EXERCISE -
Could you please repeat all of the entries exactly as written?

BEGIN PROVIDED RECORDS

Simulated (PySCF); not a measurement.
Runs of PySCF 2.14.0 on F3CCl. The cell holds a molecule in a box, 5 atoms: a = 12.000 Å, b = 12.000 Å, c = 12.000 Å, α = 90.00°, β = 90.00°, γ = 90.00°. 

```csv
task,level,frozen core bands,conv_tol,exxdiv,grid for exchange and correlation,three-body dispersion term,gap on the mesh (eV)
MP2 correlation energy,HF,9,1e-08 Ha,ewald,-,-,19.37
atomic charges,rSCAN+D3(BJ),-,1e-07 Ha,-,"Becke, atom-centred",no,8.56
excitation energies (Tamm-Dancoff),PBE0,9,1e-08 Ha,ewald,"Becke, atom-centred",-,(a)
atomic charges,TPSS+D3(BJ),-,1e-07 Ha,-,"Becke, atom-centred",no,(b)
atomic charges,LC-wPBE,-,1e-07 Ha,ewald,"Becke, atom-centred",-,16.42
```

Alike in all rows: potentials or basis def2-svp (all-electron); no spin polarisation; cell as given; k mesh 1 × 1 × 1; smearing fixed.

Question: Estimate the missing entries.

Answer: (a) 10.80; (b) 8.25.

END PROVIDED RECORDS

TASK OUTPUT -
Simulated (PySCF); not a measurement.
Runs of PySCF 2.14.0 on F3CCl. The cell holds a molecule in a box, 5 atoms: a = 12.000 Å, b = 12.000 Å, c = 12.000 Å, α = 90.00°, β = 90.00°, γ = 90.00°. 

```csv
task,level,frozen core bands,conv_tol,exxdiv,grid for exchange and correlation,three-body dispersion term,gap on the mesh (eV)
MP2 correlation energy,HF,9,1e-08 Ha,ewald,-,-,19.37
atomic charges,rSCAN+D3(BJ),-,1e-07 Ha,-,"Becke, atom-centred",no,8.56
excitation energies (Tamm-Dancoff),PBE0,9,1e-08 Ha,ewald,"Becke, atom-centred",-,(a)
atomic charges,TPSS+D3(BJ),-,1e-07 Ha,-,"Becke, atom-centred",no,(b)
atomic charges,LC-wPBE,-,1e-07 Ha,ewald,"Becke, atom-centred",-,16.42
```

Alike in all rows: potentials or basis def2-svp (all-electron); no spin polarisation; cell as given; k mesh 1 × 1 × 1; smearing fixed.

Question: Estimate the missing entries.

Answer: (a) 10.80; (b) 8.25.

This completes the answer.